*** Opening Supplied information ***
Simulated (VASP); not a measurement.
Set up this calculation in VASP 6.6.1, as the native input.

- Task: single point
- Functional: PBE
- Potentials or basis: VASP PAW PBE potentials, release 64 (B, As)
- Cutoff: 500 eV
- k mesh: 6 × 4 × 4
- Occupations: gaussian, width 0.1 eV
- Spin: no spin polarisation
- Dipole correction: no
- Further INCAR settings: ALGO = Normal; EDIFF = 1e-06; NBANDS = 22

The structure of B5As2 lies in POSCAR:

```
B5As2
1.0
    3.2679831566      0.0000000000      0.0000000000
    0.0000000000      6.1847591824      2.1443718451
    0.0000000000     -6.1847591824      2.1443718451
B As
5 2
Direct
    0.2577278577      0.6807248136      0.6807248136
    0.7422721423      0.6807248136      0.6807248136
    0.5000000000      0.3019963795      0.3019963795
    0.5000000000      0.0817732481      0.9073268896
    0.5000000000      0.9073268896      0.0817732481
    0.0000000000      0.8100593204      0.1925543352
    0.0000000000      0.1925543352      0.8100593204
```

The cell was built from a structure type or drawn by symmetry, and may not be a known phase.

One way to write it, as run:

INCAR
*** Closing Supplied information ***

» Assigned task
Repeat the material above in full so that each line matches the original exactly.

» Your response
Simulated (VASP); not a measurement.
Set up this calculation in VASP 6.6.1, as the native input.

- Task: single point
- Functional: PBE
- Potentials or basis: VASP PAW PBE potentials, release 64 (B, As)
- Cutoff: 500 eV
- k mesh: 6 × 4 × 4
- Occupations: gaussian, width 0.1 eV
- Spin: no spin polarisation
- Dipole correction: no
- Further INCAR settings: ALGO = Normal; EDIFF = 1e-06; NBANDS = 22

The structure of B5As2 lies in POSCAR:

```
B5As2
1.0
    3.2679831566      0.0000000000      0.0000000000
    0.0000000000      6.1847591824      2.1443718451
    0.0000000000     -6.1847591824      2.1443718451
B As
5 2
Direct
    0.2577278577      0.6807248136      0.6807248136
    0.7422721423      0.6807248136      0.6807248136
    0.5000000000      0.3019963795      0.3019963795
    0.5000000000      0.0817732481      0.9073268896
    0.5000000000      0.9073268896      0.0817732481
    0.0000000000      0.8100593204      0.1925543352
    0.0000000000      0.1925543352      0.8100593204
```

The cell was built from a structure type or drawn by symmetry, and may not be a known phase.

One way to write it, as run:

INCAR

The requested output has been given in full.